→ Task item: The answer is to be the data below, written out in full and exactly.

++++

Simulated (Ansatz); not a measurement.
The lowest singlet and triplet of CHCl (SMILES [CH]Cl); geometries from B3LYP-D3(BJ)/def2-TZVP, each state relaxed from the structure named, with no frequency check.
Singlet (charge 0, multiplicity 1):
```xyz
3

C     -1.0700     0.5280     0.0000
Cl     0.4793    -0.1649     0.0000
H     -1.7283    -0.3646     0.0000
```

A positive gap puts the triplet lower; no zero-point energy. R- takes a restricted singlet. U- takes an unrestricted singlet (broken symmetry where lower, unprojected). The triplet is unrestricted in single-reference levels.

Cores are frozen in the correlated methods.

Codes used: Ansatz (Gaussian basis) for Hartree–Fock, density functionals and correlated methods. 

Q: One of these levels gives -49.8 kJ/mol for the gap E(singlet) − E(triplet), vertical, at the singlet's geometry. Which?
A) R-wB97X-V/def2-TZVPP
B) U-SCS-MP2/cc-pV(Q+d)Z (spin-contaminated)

++++

→ Result:
Simulated (Ansatz); not a measurement.
The lowest singlet and triplet of CHCl (SMILES [CH]Cl); geometries from B3LYP-D3(BJ)/def2-TZVP, each state relaxed from the structure named, with no frequency check.
Singlet (charge 0, multiplicity 1):
```xyz
3

C     -1.0700     0.5280     0.0000
Cl     0.4793    -0.1649     0.0000
H     -1.7283    -0.3646     0.0000
```

A positive gap puts the triplet lower; no zero-point energy. R- takes a restricted singlet. U- takes an unrestricted singlet (broken symmetry where lower, unprojected). The triplet is unrestricted in single-reference levels.

Cores are frozen in the correlated methods.

Codes used: Ansatz (Gaussian basis) for Hartree–Fock, density functionals and correlated methods. 

Q: One of these levels gives -49.8 kJ/mol for the gap E(singlet) − E(triplet), vertical, at the singlet's geometry. Which?
A) R-wB97X-V/def2-TZVPP
B) U-SCS-MP2/cc-pV(Q+d)Z (spin-contaminated)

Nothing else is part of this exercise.